··········

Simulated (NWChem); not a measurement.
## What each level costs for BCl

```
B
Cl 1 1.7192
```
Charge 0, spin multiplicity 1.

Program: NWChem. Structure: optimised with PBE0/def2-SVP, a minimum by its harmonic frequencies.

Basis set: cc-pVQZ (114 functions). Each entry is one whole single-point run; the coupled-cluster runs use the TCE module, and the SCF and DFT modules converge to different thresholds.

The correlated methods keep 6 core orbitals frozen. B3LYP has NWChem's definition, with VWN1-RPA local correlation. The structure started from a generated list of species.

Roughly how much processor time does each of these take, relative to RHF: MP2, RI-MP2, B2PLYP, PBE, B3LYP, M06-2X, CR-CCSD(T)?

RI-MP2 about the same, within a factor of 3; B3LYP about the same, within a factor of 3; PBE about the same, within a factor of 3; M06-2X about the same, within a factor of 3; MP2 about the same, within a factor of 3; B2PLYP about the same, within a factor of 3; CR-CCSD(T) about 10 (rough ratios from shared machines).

··········

### Required action:
Only the lines above from the line with "Charge 0, spin multiplicity 1." to the line with "Roughly how much", those two lines included, should be reproduced exactly.

### Task output:
Charge 0, spin multiplicity 1.

Program: NWChem. Structure: optimised with PBE0/def2-SVP, a minimum by its harmonic frequencies.

Basis set: cc-pVQZ (114 functions). Each entry is one whole single-point run; the coupled-cluster runs use the TCE module, and the SCF and DFT modules converge to different thresholds.

The correlated methods keep 6 core orbitals frozen. B3LYP has NWChem's definition, with VWN1-RPA local correlation. The structure started from a generated list of species.

Roughly how much processor time does each of these take, relative to RHF: MP2, RI-MP2, B2PLYP, PBE, B3LYP, M06-2X, CR-CCSD(T)?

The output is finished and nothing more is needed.